Work item: Exact reproduction required: print each line of the material below.

Information given:
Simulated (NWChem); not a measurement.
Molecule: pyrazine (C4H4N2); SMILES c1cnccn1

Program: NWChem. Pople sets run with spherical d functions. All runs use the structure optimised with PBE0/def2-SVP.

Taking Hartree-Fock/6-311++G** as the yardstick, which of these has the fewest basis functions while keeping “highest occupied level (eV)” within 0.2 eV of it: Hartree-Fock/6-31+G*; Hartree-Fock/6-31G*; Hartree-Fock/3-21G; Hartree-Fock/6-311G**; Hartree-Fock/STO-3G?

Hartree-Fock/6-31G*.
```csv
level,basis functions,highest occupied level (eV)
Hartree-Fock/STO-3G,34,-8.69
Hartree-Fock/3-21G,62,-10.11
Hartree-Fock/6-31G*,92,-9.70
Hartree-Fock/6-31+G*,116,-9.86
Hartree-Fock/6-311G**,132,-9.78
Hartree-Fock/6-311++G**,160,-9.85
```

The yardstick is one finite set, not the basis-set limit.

Exercise response:
Simulated (NWChem); not a measurement.
Molecule: pyrazine (C4H4N2); SMILES c1cnccn1

Program: NWChem. Pople sets run with spherical d functions. All runs use the structure optimised with PBE0/def2-SVP.

Taking Hartree-Fock/6-311++G** as the yardstick, which of these has the fewest basis functions while keeping “highest occupied level (eV)” within 0.2 eV of it: Hartree-Fock/6-31+G*; Hartree-Fock/6-31G*; Hartree-Fock/3-21G; Hartree-Fock/6-311G**; Hartree-Fock/STO-3G?

Hartree-Fock/6-31G*.
```csv
level,basis functions,highest occupied level (eV)
Hartree-Fock/STO-3G,34,-8.69
Hartree-Fock/3-21G,62,-10.11
Hartree-Fock/6-31G*,92,-9.70
Hartree-Fock/6-31+G*,116,-9.86
Hartree-Fock/6-311G**,132,-9.78
Hartree-Fock/6-311++G**,160,-9.85
```

The yardstick is one finite set, not the basis-set limit.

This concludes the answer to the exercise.